## [Entries provided]
# # # #

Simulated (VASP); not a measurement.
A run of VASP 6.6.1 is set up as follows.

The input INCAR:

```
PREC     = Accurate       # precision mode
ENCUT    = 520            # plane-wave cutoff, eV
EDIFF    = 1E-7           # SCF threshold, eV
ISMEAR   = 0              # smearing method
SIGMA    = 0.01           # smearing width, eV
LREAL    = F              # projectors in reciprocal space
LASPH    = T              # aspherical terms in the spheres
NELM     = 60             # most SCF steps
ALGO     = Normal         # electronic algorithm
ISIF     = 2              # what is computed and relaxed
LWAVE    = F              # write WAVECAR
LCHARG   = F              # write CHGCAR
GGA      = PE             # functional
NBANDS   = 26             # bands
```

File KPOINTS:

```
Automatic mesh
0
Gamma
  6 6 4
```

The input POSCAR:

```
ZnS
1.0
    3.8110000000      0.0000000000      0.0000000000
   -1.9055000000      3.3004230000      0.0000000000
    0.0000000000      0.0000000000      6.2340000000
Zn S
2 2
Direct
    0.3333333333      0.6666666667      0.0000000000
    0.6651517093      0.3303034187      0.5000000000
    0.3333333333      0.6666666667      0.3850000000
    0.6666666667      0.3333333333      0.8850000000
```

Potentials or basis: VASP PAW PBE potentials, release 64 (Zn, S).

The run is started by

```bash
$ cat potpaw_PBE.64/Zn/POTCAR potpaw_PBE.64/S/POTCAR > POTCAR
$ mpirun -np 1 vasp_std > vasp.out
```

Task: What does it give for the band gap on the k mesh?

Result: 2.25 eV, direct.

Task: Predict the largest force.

# # # #

## [Work task]
Once you have read the listing, copy it out exactly.

## [Exercise result]
Simulated (VASP); not a measurement.
A run of VASP 6.6.1 is set up as follows.

The input INCAR:

```
PREC     = Accurate       # precision mode
ENCUT    = 520            # plane-wave cutoff, eV
EDIFF    = 1E-7           # SCF threshold, eV
ISMEAR   = 0              # smearing method
SIGMA    = 0.01           # smearing width, eV
LREAL    = F              # projectors in reciprocal space
LASPH    = T              # aspherical terms in the spheres
NELM     = 60             # most SCF steps
ALGO     = Normal         # electronic algorithm
ISIF     = 2              # what is computed and relaxed
LWAVE    = F              # write WAVECAR
LCHARG   = F              # write CHGCAR
GGA      = PE             # functional
NBANDS   = 26             # bands
```

File KPOINTS:

```
Automatic mesh
0
Gamma
  6 6 4
```

The input POSCAR:

```
ZnS
1.0
    3.8110000000      0.0000000000      0.0000000000
   -1.9055000000      3.3004230000      0.0000000000
    0.0000000000      0.0000000000      6.2340000000
Zn S
2 2
Direct
    0.3333333333      0.6666666667      0.0000000000
    0.6651517093      0.3303034187      0.5000000000
    0.3333333333      0.6666666667      0.3850000000
    0.6666666667      0.3333333333      0.8850000000
```

Potentials or basis: VASP PAW PBE potentials, release 64 (Zn, S).

The run is started by

```bash
$ cat potpaw_PBE.64/Zn/POTCAR potpaw_PBE.64/S/POTCAR > POTCAR
$ mpirun -np 1 vasp_std > vasp.out
```

Task: What does it give for the band gap on the k mesh?

Result: 2.25 eV, direct.

Task: Predict the largest force.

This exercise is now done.